------------------------

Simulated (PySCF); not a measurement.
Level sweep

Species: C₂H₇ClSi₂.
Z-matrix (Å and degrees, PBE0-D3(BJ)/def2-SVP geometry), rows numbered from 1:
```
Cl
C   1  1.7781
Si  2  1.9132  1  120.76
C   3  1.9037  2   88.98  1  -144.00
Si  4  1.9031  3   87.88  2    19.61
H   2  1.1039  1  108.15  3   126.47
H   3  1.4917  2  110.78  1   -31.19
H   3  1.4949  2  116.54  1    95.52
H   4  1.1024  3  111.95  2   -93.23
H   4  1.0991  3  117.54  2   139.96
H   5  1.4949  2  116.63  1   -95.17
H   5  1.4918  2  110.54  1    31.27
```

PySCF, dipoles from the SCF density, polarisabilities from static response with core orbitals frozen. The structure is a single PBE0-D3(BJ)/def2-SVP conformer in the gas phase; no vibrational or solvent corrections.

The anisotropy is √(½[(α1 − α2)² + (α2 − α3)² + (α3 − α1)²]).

------------------------

WORK INSTRUCTION
Only those lines of the entries above that run from the line containing "Level sweep" to the line containing "PySCF, dipoles from", both included, should be transcribed exactly.

ANSWER AREA
Level sweep

Species: C₂H₇ClSi₂.
Z-matrix (Å and degrees, PBE0-D3(BJ)/def2-SVP geometry), rows numbered from 1:
```
Cl
C   1  1.7781
Si  2  1.9132  1  120.76
C   3  1.9037  2   88.98  1  -144.00
Si  4  1.9031  3   87.88  2    19.61
H   2  1.1039  1  108.15  3   126.47
H   3  1.4917  2  110.78  1   -31.19
H   3  1.4949  2  116.54  1    95.52
H   4  1.1024  3  111.95  2   -93.23
H   4  1.0991  3  117.54  2   139.96
H   5  1.4949  2  116.63  1   -95.17
H   5  1.4918  2  110.54  1    31.27
```

PySCF, dipoles from the SCF density, polarisabilities from static response with core orbitals frozen. The structure is a single PBE0-D3(BJ)/def2-SVP conformer in the gas phase; no vibrational or solvent corrections.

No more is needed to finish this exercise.